Work item: Reproduce the material that follows, please, but only from its first line to the line containing "The reaction that", inclusive.

Source material:
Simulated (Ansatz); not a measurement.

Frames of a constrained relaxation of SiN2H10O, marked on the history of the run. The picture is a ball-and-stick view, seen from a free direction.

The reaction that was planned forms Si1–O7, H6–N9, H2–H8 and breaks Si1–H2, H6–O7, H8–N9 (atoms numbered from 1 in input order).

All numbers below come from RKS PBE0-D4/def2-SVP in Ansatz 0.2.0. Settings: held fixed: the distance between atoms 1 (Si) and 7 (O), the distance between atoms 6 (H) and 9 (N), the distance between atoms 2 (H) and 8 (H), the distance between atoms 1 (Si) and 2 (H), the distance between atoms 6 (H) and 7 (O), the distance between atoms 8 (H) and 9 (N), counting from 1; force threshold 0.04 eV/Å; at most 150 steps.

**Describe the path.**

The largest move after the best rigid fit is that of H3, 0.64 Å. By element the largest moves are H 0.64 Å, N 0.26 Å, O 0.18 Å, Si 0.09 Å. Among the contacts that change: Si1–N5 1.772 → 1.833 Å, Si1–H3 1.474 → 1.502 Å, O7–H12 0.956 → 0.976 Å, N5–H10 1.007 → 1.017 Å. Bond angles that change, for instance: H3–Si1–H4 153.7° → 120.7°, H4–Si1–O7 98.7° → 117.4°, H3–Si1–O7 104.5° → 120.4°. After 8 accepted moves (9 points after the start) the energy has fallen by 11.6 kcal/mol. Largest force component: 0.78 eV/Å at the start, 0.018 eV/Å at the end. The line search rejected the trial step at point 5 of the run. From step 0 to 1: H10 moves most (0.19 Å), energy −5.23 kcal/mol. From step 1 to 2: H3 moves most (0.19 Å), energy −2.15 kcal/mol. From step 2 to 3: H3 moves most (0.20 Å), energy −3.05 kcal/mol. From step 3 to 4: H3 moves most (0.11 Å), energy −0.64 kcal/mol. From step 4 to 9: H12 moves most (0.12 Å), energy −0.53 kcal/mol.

Response area:
Simulated (Ansatz); not a measurement.

Frames of a constrained relaxation of SiN2H10O, marked on the history of the run. The picture is a ball-and-stick view, seen from a free direction.

The reaction that was planned forms Si1–O7, H6–N9, H2–H8 and breaks Si1–H2, H6–O7, H8–N9 (atoms numbered from 1 in input order).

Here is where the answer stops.